## [Work request]
Nothing after the line containing "Answer: Band gap" belongs in the answer; write out exactly every line from the start of the material up to it, including it.

....................
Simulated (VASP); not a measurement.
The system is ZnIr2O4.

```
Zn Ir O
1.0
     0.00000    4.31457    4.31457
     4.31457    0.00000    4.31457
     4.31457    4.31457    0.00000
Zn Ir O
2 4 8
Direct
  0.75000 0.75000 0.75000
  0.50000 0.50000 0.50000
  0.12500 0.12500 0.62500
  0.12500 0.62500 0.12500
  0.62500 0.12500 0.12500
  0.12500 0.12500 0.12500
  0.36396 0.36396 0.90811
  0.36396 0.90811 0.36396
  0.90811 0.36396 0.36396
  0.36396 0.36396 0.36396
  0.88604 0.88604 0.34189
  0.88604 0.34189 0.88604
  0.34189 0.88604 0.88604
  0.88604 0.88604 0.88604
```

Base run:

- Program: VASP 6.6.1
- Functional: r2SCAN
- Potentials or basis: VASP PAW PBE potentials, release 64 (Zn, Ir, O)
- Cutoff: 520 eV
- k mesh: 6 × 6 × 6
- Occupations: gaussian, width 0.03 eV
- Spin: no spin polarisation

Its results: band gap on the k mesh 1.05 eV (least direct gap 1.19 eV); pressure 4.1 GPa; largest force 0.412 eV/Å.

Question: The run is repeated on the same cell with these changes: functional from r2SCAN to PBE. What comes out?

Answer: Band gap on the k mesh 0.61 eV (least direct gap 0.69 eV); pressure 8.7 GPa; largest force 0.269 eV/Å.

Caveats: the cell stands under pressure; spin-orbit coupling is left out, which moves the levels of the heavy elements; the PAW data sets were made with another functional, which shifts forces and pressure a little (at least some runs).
....................

## [Problem solution]
Simulated (VASP); not a measurement.
The system is ZnIr2O4.

```
Zn Ir O
1.0
     0.00000    4.31457    4.31457
     4.31457    0.00000    4.31457
     4.31457    4.31457    0.00000
Zn Ir O
2 4 8
Direct
  0.75000 0.75000 0.75000
  0.50000 0.50000 0.50000
  0.12500 0.12500 0.62500
  0.12500 0.62500 0.12500
  0.62500 0.12500 0.12500
  0.12500 0.12500 0.12500
  0.36396 0.36396 0.90811
  0.36396 0.90811 0.36396
  0.90811 0.36396 0.36396
  0.36396 0.36396 0.36396
  0.88604 0.88604 0.34189
  0.88604 0.34189 0.88604
  0.34189 0.88604 0.88604
  0.88604 0.88604 0.88604
```

Base run:

- Program: VASP 6.6.1
- Functional: r2SCAN
- Potentials or basis: VASP PAW PBE potentials, release 64 (Zn, Ir, O)
- Cutoff: 520 eV
- k mesh: 6 × 6 × 6
- Occupations: gaussian, width 0.03 eV
- Spin: no spin polarisation

Its results: band gap on the k mesh 1.05 eV (least direct gap 1.19 eV); pressure 4.1 GPa; largest force 0.412 eV/Å.

Question: The run is repeated on the same cell with these changes: functional from r2SCAN to PBE. What comes out?

Answer: Band gap on the k mesh 0.61 eV (least direct gap 0.69 eV); pressure 8.7 GPa; largest force 0.269 eV/Å.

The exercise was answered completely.